--- DATA FOR ANALYSIS Enclosed Below ---

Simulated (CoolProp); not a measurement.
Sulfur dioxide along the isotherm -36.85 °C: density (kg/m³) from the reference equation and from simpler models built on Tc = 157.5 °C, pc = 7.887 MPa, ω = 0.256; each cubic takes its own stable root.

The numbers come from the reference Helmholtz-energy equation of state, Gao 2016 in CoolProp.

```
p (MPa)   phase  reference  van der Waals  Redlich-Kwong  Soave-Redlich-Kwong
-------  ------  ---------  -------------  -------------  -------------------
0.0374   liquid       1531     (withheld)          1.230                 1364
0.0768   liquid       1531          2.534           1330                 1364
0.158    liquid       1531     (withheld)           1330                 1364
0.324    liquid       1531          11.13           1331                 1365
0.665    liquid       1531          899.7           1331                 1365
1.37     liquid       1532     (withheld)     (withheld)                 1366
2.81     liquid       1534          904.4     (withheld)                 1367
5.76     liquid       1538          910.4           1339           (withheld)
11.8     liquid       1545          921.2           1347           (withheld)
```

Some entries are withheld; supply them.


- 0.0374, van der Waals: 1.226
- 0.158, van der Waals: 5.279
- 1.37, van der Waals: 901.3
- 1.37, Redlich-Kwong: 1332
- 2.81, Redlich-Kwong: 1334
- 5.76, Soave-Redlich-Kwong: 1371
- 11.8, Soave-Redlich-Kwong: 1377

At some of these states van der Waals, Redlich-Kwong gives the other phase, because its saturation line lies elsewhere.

--- End of Enclosed DATA FOR ANALYSIS ---

* **TASK ITEM**: Write down exactly the span of lines above from the one containing "- 0.158, van der Waals: 5.279" to the one containing "- 11.8, Soave-Redlich-Kwong: 1377", both ends included.

* **ANSWER SPACE**:
- 0.158, van der Waals: 5.279
- 1.37, van der Waals: 901.3
- 1.37, Redlich-Kwong: 1332
- 2.81, Redlich-Kwong: 1334
- 5.76, Soave-Redlich-Kwong: 1371
- 11.8, Soave-Redlich-Kwong: 1377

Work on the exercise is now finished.